*** Information ***
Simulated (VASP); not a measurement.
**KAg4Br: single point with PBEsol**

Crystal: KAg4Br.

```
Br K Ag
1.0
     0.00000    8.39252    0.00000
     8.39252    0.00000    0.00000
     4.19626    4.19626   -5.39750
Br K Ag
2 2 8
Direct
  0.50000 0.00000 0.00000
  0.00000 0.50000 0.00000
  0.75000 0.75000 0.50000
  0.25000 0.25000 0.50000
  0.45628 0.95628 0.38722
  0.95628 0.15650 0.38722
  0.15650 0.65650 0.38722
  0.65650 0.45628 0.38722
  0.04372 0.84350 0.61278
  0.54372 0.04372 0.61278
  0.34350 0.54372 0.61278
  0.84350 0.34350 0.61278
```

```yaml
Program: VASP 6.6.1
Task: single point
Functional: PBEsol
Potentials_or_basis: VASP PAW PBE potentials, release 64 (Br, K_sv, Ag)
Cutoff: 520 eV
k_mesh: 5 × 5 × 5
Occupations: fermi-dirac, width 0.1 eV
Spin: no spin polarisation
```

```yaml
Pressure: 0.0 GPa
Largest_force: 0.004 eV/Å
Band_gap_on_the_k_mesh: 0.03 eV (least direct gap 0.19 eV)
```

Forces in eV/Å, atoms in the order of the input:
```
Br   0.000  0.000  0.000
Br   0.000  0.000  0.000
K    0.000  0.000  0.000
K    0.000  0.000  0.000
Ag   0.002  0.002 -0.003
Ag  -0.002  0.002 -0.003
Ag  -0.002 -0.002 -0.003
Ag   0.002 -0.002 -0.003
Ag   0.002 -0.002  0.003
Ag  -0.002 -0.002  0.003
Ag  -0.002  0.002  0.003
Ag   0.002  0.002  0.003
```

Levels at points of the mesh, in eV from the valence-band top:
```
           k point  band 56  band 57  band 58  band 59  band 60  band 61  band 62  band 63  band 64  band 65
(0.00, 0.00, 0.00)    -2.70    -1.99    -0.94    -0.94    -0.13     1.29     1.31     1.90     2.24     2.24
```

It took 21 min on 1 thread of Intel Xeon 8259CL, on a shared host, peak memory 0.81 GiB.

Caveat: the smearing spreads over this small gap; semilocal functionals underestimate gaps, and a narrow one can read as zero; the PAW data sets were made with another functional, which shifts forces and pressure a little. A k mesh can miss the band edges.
*** End of Information ***

# [Work task]
Beginning at the first line of the records, give again each line exactly as written, ending with the line that contains "It took 21 min".

# [Exercise result]
Simulated (VASP); not a measurement.
**KAg4Br: single point with PBEsol**

Crystal: KAg4Br.

```
Br K Ag
1.0
     0.00000    8.39252    0.00000
     8.39252    0.00000    0.00000
     4.19626    4.19626   -5.39750
Br K Ag
2 2 8
Direct
  0.50000 0.00000 0.00000
  0.00000 0.50000 0.00000
  0.75000 0.75000 0.50000
  0.25000 0.25000 0.50000
  0.45628 0.95628 0.38722
  0.95628 0.15650 0.38722
  0.15650 0.65650 0.38722
  0.65650 0.45628 0.38722
  0.04372 0.84350 0.61278
  0.54372 0.04372 0.61278
  0.34350 0.54372 0.61278
  0.84350 0.34350 0.61278
```

```yaml
Program: VASP 6.6.1
Task: single point
Functional: PBEsol
Potentials_or_basis: VASP PAW PBE potentials, release 64 (Br, K_sv, Ag)
Cutoff: 520 eV
k_mesh: 5 × 5 × 5
Occupations: fermi-dirac, width 0.1 eV
Spin: no spin polarisation
```

```yaml
Pressure: 0.0 GPa
Largest_force: 0.004 eV/Å
Band_gap_on_the_k_mesh: 0.03 eV (least direct gap 0.19 eV)
```

Forces in eV/Å, atoms in the order of the input:
```
Br   0.000  0.000  0.000
Br   0.000  0.000  0.000
K    0.000  0.000  0.000
K    0.000  0.000  0.000
Ag   0.002  0.002 -0.003
Ag  -0.002  0.002 -0.003
Ag  -0.002 -0.002 -0.003
Ag   0.002 -0.002 -0.003
Ag   0.002 -0.002  0.003
Ag  -0.002 -0.002  0.003
Ag  -0.002  0.002  0.003
Ag   0.002  0.002  0.003
```

Levels at points of the mesh, in eV from the valence-band top:
```
           k point  band 56  band 57  band 58  band 59  band 60  band 61  band 62  band 63  band 64  band 65
(0.00, 0.00, 0.00)    -2.70    -1.99    -0.94    -0.94    -0.13     1.29     1.31     1.90     2.24     2.24
```

It took 21 min on 1 thread of Intel Xeon 8259CL, on a shared host, peak memory 0.81 GiB.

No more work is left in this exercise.